● ● ● ● ● ● ●
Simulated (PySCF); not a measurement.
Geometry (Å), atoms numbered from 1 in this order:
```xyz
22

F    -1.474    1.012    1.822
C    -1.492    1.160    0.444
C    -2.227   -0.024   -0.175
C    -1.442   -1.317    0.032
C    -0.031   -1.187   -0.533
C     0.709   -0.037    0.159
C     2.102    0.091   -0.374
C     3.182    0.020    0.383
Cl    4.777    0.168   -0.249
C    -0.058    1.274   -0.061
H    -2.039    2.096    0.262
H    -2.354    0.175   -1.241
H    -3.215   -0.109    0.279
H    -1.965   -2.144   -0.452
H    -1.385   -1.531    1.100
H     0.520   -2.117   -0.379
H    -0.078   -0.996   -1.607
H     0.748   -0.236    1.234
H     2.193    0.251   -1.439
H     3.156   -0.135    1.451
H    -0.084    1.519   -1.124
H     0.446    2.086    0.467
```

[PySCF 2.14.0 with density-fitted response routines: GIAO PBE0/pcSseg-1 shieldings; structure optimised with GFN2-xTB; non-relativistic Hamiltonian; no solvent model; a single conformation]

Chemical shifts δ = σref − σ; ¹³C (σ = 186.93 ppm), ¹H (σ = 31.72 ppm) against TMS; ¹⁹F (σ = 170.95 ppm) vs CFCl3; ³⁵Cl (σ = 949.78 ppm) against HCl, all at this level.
● ● ● ● ● ● ●

*EXERCISE*: Would you repeat the records above without any changes?

*TASK ANSWER*:
Simulated (PySCF); not a measurement.
Geometry (Å), atoms numbered from 1 in this order:
```xyz
22

F    -1.474    1.012    1.822
C    -1.492    1.160    0.444
C    -2.227   -0.024   -0.175
C    -1.442   -1.317    0.032
C    -0.031   -1.187   -0.533
C     0.709   -0.037    0.159
C     2.102    0.091   -0.374
C     3.182    0.020    0.383
Cl    4.777    0.168   -0.249
C    -0.058    1.274   -0.061
H    -2.039    2.096    0.262
H    -2.354    0.175   -1.241
H    -3.215   -0.109    0.279
H    -1.965   -2.144   -0.452
H    -1.385   -1.531    1.100
H     0.520   -2.117   -0.379
H    -0.078   -0.996   -1.607
H     0.748   -0.236    1.234
H     2.193    0.251   -1.439
H     3.156   -0.135    1.451
H    -0.084    1.519   -1.124
H     0.446    2.086    0.467
```

[PySCF 2.14.0 with density-fitted response routines: GIAO PBE0/pcSseg-1 shieldings; structure optimised with GFN2-xTB; non-relativistic Hamiltonian; no solvent model; a single conformation]

Chemical shifts δ = σref − σ; ¹³C (σ = 186.93 ppm), ¹H (σ = 31.72 ppm) against TMS; ¹⁹F (σ = 170.95 ppm) vs CFCl3; ³⁵Cl (σ = 949.78 ppm) against HCl, all at this level.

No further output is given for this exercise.